Material provided START
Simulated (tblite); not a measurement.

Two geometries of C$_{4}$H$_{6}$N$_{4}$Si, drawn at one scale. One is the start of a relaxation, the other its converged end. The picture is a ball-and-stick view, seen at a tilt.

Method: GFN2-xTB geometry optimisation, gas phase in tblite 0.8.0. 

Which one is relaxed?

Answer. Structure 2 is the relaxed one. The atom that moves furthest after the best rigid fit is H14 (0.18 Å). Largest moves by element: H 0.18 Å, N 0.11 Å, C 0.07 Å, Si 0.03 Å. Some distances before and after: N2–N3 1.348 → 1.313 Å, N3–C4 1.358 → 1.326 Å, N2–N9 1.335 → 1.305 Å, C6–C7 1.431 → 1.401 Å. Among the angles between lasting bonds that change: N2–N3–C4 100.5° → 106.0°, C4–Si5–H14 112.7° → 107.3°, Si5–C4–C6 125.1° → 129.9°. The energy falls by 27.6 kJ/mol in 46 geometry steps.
Material provided END

• [Requirement] Output the listing above exactly, keeping each line as it was.

• [Exercise output]
Simulated (tblite); not a measurement.

Two geometries of C$_{4}$H$_{6}$N$_{4}$Si, drawn at one scale. One is the start of a relaxation, the other its converged end. The picture is a ball-and-stick view, seen at a tilt.

Method: GFN2-xTB geometry optimisation, gas phase in tblite 0.8.0. 

Which one is relaxed?

Answer. Structure 2 is the relaxed one. The atom that moves furthest after the best rigid fit is H14 (0.18 Å). Largest moves by element: H 0.18 Å, N 0.11 Å, C 0.07 Å, Si 0.03 Å. Some distances before and after: N2–N3 1.348 → 1.313 Å, N3–C4 1.358 → 1.326 Å, N2–N9 1.335 → 1.305 Å, C6–C7 1.431 → 1.401 Å. Among the angles between lasting bonds that change: N2–N3–C4 100.5° → 106.0°, C4–Si5–H14 112.7° → 107.3°, Si5–C4–C6 125.1° → 129.9°. The energy falls by 27.6 kJ/mol in 46 geometry steps.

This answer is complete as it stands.